[Data listing]

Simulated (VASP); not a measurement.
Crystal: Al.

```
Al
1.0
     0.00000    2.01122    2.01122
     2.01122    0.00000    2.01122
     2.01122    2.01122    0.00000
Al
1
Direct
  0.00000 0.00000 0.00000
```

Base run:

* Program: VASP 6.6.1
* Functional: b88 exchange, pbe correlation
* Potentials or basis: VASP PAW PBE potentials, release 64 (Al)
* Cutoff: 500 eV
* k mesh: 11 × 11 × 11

[/Data listing]

◆ **Assignment**:
The full listing is to be restated word for word.

◆ **Written answer**:
Simulated (VASP); not a measurement.
Crystal: Al.

```
Al
1.0
     0.00000    2.01122    2.01122
     2.01122    0.00000    2.01122
     2.01122    2.01122    0.00000
Al
1
Direct
  0.00000 0.00000 0.00000
```

Base run:

* Program: VASP 6.6.1
* Functional: b88 exchange, pbe correlation
* Potentials or basis: VASP PAW PBE potentials, release 64 (Al)
* Cutoff: 500 eV
* k mesh: 11 × 11 × 11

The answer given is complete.